* **Extracted material**

↓

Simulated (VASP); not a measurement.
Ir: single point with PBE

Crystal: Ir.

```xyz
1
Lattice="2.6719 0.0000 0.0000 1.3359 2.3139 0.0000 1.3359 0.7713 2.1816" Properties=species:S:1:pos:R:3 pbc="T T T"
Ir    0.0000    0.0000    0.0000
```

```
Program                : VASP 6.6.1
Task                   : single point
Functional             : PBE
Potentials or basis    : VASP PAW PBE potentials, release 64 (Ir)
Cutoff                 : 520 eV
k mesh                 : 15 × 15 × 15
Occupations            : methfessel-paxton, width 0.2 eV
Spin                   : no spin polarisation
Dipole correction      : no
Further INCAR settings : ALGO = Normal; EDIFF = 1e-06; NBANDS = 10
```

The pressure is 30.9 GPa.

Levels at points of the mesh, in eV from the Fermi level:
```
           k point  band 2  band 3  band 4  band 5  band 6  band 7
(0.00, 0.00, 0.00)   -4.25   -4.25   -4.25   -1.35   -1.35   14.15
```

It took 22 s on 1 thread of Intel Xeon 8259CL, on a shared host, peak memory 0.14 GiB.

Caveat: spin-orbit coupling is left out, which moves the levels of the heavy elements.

↑

* **Work task**
The answer should be an exact copy of the lines from the first line of the data through the line with "It took 22 s" and should contain nothing else.

* **Solution**
Simulated (VASP); not a measurement.
Ir: single point with PBE

Crystal: Ir.

```xyz
1
Lattice="2.6719 0.0000 0.0000 1.3359 2.3139 0.0000 1.3359 0.7713 2.1816" Properties=species:S:1:pos:R:3 pbc="T T T"
Ir    0.0000    0.0000    0.0000
```

```
Program                : VASP 6.6.1
Task                   : single point
Functional             : PBE
Potentials or basis    : VASP PAW PBE potentials, release 64 (Ir)
Cutoff                 : 520 eV
k mesh                 : 15 × 15 × 15
Occupations            : methfessel-paxton, width 0.2 eV
Spin                   : no spin polarisation
Dipole correction      : no
Further INCAR settings : ALGO = Normal; EDIFF = 1e-06; NBANDS = 10
```

The pressure is 30.9 GPa.

Levels at points of the mesh, in eV from the Fermi level:
```
           k point  band 2  band 3  band 4  band 5  band 6  band 7
(0.00, 0.00, 0.00)   -4.25   -4.25   -4.25   -1.35   -1.35   14.15
```

It took 22 s on 1 thread of Intel Xeon 8259CL, on a shared host, peak memory 0.14 GiB.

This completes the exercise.